• ACTIVITY: Output, word for word, the lines of this listing that fall between the line with "## 1. Set-up" and the line with "Symmetry: Pnma, No.", counting both of those lines, and no others.

• DATA:
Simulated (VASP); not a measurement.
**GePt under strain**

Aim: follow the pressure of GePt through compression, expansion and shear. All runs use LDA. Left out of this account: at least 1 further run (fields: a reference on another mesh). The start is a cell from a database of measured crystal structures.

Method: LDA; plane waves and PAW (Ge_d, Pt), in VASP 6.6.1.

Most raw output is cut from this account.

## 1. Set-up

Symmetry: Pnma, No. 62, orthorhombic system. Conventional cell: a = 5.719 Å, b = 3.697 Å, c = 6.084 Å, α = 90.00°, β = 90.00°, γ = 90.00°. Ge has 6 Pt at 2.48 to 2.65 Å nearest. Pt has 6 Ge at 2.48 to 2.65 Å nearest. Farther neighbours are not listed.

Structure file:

• TASK RESPONSE:
## 1. Set-up

Symmetry: Pnma, No. 62, orthorhombic system. Conventional cell: a = 5.719 Å, b = 3.697 Å, c = 6.084 Å, α = 90.00°, β = 90.00°, γ = 90.00°. Ge has 6 Pt at 2.48 to 2.65 Å nearest. Pt has 6 Ge at 2.48 to 2.65 Å nearest. Farther neighbours are not listed.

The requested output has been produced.